********
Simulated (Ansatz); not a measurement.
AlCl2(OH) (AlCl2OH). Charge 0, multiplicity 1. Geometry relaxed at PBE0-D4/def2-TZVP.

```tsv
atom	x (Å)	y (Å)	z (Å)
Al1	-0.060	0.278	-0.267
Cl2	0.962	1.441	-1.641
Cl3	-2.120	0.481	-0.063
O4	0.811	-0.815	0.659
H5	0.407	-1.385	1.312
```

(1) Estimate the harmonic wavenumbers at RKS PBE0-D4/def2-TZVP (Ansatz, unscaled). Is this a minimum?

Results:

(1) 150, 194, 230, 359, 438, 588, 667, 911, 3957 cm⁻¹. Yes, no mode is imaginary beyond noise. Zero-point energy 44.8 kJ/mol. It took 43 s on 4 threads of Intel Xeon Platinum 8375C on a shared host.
********

Exercise:
Every record should be printed again exactly as it reads.

Problem solution:
Simulated (Ansatz); not a measurement.
AlCl2(OH) (AlCl2OH). Charge 0, multiplicity 1. Geometry relaxed at PBE0-D4/def2-TZVP.

```tsv
atom	x (Å)	y (Å)	z (Å)
Al1	-0.060	0.278	-0.267
Cl2	0.962	1.441	-1.641
Cl3	-2.120	0.481	-0.063
O4	0.811	-0.815	0.659
H5	0.407	-1.385	1.312
```

(1) Estimate the harmonic wavenumbers at RKS PBE0-D4/def2-TZVP (Ansatz, unscaled). Is this a minimum?

Results:

(1) 150, 194, 230, 359, 438, 588, 667, 911, 3957 cm⁻¹. Yes, no mode is imaginary beyond noise. Zero-point energy 44.8 kJ/mol. It took 43 s on 4 threads of Intel Xeon Platinum 8375C on a shared host.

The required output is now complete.